*** Block opens ***

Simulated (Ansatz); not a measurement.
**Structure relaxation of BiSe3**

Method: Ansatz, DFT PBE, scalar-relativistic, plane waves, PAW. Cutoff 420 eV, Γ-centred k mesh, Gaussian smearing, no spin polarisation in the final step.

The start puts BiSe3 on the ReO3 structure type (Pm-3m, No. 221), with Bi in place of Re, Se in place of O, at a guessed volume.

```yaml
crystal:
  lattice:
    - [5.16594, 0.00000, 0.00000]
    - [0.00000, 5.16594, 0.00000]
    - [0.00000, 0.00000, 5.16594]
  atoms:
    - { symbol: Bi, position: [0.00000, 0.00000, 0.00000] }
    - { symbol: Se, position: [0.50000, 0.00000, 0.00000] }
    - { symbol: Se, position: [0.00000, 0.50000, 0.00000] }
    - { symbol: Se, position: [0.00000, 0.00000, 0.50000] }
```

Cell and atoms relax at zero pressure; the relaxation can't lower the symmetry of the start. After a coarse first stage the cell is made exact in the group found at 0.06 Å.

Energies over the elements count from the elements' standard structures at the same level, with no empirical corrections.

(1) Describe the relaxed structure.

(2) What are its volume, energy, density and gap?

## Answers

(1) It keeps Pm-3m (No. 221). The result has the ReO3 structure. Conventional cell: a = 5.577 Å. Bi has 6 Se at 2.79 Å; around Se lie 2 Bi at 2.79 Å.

*** Block closes ***

Task item - Each entry needs to be copied out exactly.

Written answer -
Simulated (Ansatz); not a measurement.
**Structure relaxation of BiSe3**

Method: Ansatz, DFT PBE, scalar-relativistic, plane waves, PAW. Cutoff 420 eV, Γ-centred k mesh, Gaussian smearing, no spin polarisation in the final step.

The start puts BiSe3 on the ReO3 structure type (Pm-3m, No. 221), with Bi in place of Re, Se in place of O, at a guessed volume.

```yaml
crystal:
  lattice:
    - [5.16594, 0.00000, 0.00000]
    - [0.00000, 5.16594, 0.00000]
    - [0.00000, 0.00000, 5.16594]
  atoms:
    - { symbol: Bi, position: [0.00000, 0.00000, 0.00000] }
    - { symbol: Se, position: [0.50000, 0.00000, 0.00000] }
    - { symbol: Se, position: [0.00000, 0.50000, 0.00000] }
    - { symbol: Se, position: [0.00000, 0.00000, 0.50000] }
```

Cell and atoms relax at zero pressure; the relaxation can't lower the symmetry of the start. After a coarse first stage the cell is made exact in the group found at 0.06 Å.

Energies over the elements count from the elements' standard structures at the same level, with no empirical corrections.

(1) Describe the relaxed structure.

(2) What are its volume, energy, density and gap?

## Answers

(1) It keeps Pm-3m (No. 221). The result has the ReO3 structure. Conventional cell: a = 5.577 Å. Bi has 6 Se at 2.79 Å; around Se lie 2 Bi at 2.79 Å.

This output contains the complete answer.